*** Opening of Supplied records ***

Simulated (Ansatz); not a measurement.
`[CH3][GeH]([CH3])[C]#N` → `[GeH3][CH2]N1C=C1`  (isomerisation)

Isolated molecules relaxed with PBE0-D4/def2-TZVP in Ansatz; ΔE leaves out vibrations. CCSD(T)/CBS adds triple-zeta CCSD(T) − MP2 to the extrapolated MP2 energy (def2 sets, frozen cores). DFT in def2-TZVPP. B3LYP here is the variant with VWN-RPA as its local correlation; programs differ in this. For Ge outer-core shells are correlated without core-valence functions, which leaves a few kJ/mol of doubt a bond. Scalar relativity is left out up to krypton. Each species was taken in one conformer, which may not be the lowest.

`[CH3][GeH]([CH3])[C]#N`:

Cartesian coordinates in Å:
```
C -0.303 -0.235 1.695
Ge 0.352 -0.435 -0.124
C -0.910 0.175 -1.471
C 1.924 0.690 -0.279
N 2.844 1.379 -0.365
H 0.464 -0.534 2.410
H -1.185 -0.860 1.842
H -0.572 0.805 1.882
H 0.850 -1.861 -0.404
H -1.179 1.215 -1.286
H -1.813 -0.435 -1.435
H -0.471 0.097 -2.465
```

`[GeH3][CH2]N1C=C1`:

*** Close of Supplied records ***

◆ **Work instruction**: Each entry must appear in the reply exactly as written.

◆ **Task output**:
Simulated (Ansatz); not a measurement.
`[CH3][GeH]([CH3])[C]#N` → `[GeH3][CH2]N1C=C1`  (isomerisation)

Isolated molecules relaxed with PBE0-D4/def2-TZVP in Ansatz; ΔE leaves out vibrations. CCSD(T)/CBS adds triple-zeta CCSD(T) − MP2 to the extrapolated MP2 energy (def2 sets, frozen cores). DFT in def2-TZVPP. B3LYP here is the variant with VWN-RPA as its local correlation; programs differ in this. For Ge outer-core shells are correlated without core-valence functions, which leaves a few kJ/mol of doubt a bond. Scalar relativity is left out up to krypton. Each species was taken in one conformer, which may not be the lowest.

`[CH3][GeH]([CH3])[C]#N`:

Cartesian coordinates in Å:
```
C -0.303 -0.235 1.695
Ge 0.352 -0.435 -0.124
C -0.910 0.175 -1.471
C 1.924 0.690 -0.279
N 2.844 1.379 -0.365
H 0.464 -0.534 2.410
H -1.185 -0.860 1.842
H -0.572 0.805 1.882
H 0.850 -1.861 -0.404
H -1.179 1.215 -1.286
H -1.813 -0.435 -1.435
H -0.471 0.097 -2.465
```

`[GeH3][CH2]N1C=C1`:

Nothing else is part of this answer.